▸ **Brief**:
Lines after the one containing "## Step 3: HSE06 single point" are to be omitted; print exactly each line from the start of the records up to and including it.

▸ **Given entries**:
------------------------
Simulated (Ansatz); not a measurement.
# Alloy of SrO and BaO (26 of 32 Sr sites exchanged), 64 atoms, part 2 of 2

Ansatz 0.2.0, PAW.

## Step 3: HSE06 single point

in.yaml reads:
------------------------

▸ **Task answer**:
Simulated (Ansatz); not a measurement.
# Alloy of SrO and BaO (26 of 32 Sr sites exchanged), 64 atoms, part 2 of 2

Ansatz 0.2.0, PAW.

## Step 3: HSE06 single point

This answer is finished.